Please print the entries below exactly, from the line with "Cantera simulation using" through the line with "Question: What does", including both of those lines and leaving out all others.

:: DATASET RECORDS ::

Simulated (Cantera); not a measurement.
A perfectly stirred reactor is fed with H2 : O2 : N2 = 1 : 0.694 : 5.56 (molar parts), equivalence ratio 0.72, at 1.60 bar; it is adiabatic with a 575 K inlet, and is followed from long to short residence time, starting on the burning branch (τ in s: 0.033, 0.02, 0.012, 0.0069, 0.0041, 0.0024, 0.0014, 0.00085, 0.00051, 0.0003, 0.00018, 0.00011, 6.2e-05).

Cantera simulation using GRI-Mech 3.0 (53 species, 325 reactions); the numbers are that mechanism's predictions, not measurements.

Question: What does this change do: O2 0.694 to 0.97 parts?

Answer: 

:::

WRITTEN SOLUTION
Cantera simulation using GRI-Mech 3.0 (53 species, 325 reactions); the numbers are that mechanism's predictions, not measurements.

Question: What does this change do: O2 0.694 to 0.97 parts?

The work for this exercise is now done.